Every line from the beginning of the records below up to the one holding "Isotropic couplings with" should be quoted exactly; leave out the rest.

┄┄┄┄┄┄┄┄┄┄

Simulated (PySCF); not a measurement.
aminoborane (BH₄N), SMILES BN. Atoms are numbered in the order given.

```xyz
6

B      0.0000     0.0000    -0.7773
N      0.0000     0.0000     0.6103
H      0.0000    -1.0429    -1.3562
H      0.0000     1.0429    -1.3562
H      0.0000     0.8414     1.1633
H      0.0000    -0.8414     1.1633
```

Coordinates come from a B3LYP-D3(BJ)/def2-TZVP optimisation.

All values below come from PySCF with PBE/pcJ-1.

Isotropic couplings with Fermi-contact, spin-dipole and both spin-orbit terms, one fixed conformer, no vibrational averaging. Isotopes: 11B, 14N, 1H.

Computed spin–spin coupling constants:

┄┄┄┄┄┄┄┄┄┄

_Written response_
Simulated (PySCF); not a measurement.
aminoborane (BH₄N), SMILES BN. Atoms are numbered in the order given.

```xyz
6

B      0.0000     0.0000    -0.7773
N      0.0000     0.0000     0.6103
H      0.0000    -1.0429    -1.3562
H      0.0000     1.0429    -1.3562
H      0.0000     0.8414     1.1633
H      0.0000    -0.8414     1.1633
```

Coordinates come from a B3LYP-D3(BJ)/def2-TZVP optimisation.

All values below come from PySCF with PBE/pcJ-1.

Isotropic couplings with Fermi-contact, spin-dipole and both spin-orbit terms, one fixed conformer, no vibrational averaging. Isotopes: 11B, 14N, 1H.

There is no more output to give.